> _Work order_
Please write out the listing exactly, with nothing altered.

-- -- --

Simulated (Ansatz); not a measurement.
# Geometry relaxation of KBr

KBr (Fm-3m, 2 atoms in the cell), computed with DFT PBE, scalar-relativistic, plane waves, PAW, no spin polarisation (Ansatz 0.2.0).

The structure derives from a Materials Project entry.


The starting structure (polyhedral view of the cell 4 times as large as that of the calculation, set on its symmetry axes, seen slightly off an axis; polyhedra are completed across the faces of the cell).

-- -- --

> _Task response_
Simulated (Ansatz); not a measurement.
# Geometry relaxation of KBr

KBr (Fm-3m, 2 atoms in the cell), computed with DFT PBE, scalar-relativistic, plane waves, PAW, no spin polarisation (Ansatz 0.2.0).

The structure derives from a Materials Project entry.


The starting structure (polyhedral view of the cell 4 times as large as that of the calculation, set on its symmetry axes, seen slightly off an axis; polyhedra are completed across the faces of the cell).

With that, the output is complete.